* **Work order**
Nothing is to be left out; print all the entries exactly.

* **Listed records**
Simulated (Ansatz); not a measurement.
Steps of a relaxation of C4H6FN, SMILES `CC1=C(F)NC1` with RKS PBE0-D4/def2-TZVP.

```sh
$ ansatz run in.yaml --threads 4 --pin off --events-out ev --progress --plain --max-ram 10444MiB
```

* **Solution**
Simulated (Ansatz); not a measurement.
Steps of a relaxation of C4H6FN, SMILES `CC1=C(F)NC1` with RKS PBE0-D4/def2-TZVP.

```sh
$ ansatz run in.yaml --threads 4 --pin off --events-out ev --progress --plain --max-ram 10444MiB
```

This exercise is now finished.